Excerpted data ▸
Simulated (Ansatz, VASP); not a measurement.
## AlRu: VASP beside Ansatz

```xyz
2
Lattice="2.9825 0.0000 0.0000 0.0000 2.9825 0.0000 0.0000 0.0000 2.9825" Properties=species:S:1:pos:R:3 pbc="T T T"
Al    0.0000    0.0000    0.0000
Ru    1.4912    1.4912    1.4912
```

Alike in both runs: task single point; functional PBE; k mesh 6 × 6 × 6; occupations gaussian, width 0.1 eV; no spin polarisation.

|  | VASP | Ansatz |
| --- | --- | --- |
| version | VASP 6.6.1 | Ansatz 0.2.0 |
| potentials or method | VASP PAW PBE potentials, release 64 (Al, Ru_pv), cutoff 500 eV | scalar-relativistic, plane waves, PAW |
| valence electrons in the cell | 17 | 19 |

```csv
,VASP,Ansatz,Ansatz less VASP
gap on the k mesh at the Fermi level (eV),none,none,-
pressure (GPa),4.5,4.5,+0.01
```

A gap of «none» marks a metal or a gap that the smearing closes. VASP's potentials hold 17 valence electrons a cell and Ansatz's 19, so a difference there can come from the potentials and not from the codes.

Work request ▸
This exercise requires all the entries to be written out again exactly.

Expected answer ▸
Simulated (Ansatz, VASP); not a measurement.
## AlRu: VASP beside Ansatz

```xyz
2
Lattice="2.9825 0.0000 0.0000 0.0000 2.9825 0.0000 0.0000 0.0000 2.9825" Properties=species:S:1:pos:R:3 pbc="T T T"
Al    0.0000    0.0000    0.0000
Ru    1.4912    1.4912    1.4912
```

Alike in both runs: task single point; functional PBE; k mesh 6 × 6 × 6; occupations gaussian, width 0.1 eV; no spin polarisation.

|  | VASP | Ansatz |
| --- | --- | --- |
| version | VASP 6.6.1 | Ansatz 0.2.0 |
| potentials or method | VASP PAW PBE potentials, release 64 (Al, Ru_pv), cutoff 500 eV | scalar-relativistic, plane waves, PAW |
| valence electrons in the cell | 17 | 19 |

```csv
,VASP,Ansatz,Ansatz less VASP
gap on the k mesh at the Fermi level (eV),none,none,-
pressure (GPa),4.5,4.5,+0.01
```

A gap of «none» marks a metal or a gap that the smearing closes. VASP's potentials hold 17 valence electrons a cell and Ansatz's 19, so a difference there can come from the potentials and not from the codes.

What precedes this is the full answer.